• _ACTIVITY_:
Return the records, each one exactly as written.

[[ MATERIAL SHOWN open ]]

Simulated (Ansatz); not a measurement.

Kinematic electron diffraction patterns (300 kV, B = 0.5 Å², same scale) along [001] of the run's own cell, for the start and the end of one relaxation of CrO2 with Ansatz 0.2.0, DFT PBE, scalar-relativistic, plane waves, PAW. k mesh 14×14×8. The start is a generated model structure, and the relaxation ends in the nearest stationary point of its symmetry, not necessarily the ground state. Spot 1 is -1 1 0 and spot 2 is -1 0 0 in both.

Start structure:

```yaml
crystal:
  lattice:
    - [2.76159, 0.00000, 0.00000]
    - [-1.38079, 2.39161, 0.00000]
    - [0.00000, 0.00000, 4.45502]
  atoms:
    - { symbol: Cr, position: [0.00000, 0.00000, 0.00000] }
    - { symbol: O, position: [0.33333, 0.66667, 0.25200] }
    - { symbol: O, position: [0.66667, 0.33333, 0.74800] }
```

[[ MATERIAL SHOWN closed ]]

• _EXERCISE SOLUTION_:
Simulated (Ansatz); not a measurement.

Kinematic electron diffraction patterns (300 kV, B = 0.5 Å², same scale) along [001] of the run's own cell, for the start and the end of one relaxation of CrO2 with Ansatz 0.2.0, DFT PBE, scalar-relativistic, plane waves, PAW. k mesh 14×14×8. The start is a generated model structure, and the relaxation ends in the nearest stationary point of its symmetry, not necessarily the ground state. Spot 1 is -1 1 0 and spot 2 is -1 0 0 in both.

Start structure:

```yaml
crystal:
  lattice:
    - [2.76159, 0.00000, 0.00000]
    - [-1.38079, 2.39161, 0.00000]
    - [0.00000, 0.00000, 4.45502]
  atoms:
    - { symbol: Cr, position: [0.00000, 0.00000, 0.00000] }
    - { symbol: O, position: [0.33333, 0.66667, 0.25200] }
    - { symbol: O, position: [0.66667, 0.33333, 0.74800] }
```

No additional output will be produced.